Extract all records. Keep each one exact.

= = =

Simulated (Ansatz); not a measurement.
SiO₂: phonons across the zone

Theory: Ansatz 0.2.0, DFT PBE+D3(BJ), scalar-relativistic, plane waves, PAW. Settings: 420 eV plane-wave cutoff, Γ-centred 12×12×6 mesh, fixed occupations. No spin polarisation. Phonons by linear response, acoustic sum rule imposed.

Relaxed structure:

= = =

### Written solution
Simulated (Ansatz); not a measurement.
SiO₂: phonons across the zone

Theory: Ansatz 0.2.0, DFT PBE+D3(BJ), scalar-relativistic, plane waves, PAW. Settings: 420 eV plane-wave cutoff, Γ-centred 12×12×6 mesh, fixed occupations. No spin polarisation. Phonons by linear response, acoustic sum rule imposed.

Relaxed structure:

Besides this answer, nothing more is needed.